ACTIVITY: Reproduce every entry exactly as given.

================================
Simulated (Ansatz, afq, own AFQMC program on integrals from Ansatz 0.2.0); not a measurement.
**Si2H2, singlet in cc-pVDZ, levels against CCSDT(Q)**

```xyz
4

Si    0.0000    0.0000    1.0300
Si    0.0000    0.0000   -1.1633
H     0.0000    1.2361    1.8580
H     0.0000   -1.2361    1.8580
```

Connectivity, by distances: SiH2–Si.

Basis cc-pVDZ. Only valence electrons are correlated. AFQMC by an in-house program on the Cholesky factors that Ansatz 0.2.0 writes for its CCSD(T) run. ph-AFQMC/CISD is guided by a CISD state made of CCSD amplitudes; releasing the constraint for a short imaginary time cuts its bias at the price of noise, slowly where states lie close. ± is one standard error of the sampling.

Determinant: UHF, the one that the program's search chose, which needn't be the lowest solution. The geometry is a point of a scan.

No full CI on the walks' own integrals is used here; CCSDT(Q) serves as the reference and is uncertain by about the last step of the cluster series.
================================

WRITTEN ANSWER:
Simulated (Ansatz, afq, own AFQMC program on integrals from Ansatz 0.2.0); not a measurement.
**Si2H2, singlet in cc-pVDZ, levels against CCSDT(Q)**

```xyz
4

Si    0.0000    0.0000    1.0300
Si    0.0000    0.0000   -1.1633
H     0.0000    1.2361    1.8580
H     0.0000   -1.2361    1.8580
```

Connectivity, by distances: SiH2–Si.

Basis cc-pVDZ. Only valence electrons are correlated. AFQMC by an in-house program on the Cholesky factors that Ansatz 0.2.0 writes for its CCSD(T) run. ph-AFQMC/CISD is guided by a CISD state made of CCSD amplitudes; releasing the constraint for a short imaginary time cuts its bias at the price of noise, slowly where states lie close. ± is one standard error of the sampling.

Determinant: UHF, the one that the program's search chose, which needn't be the lowest solution. The geometry is a point of a scan.

No full CI on the walks' own integrals is used here; CCSDT(Q) serves as the reference and is uncertain by about the last step of the cluster series.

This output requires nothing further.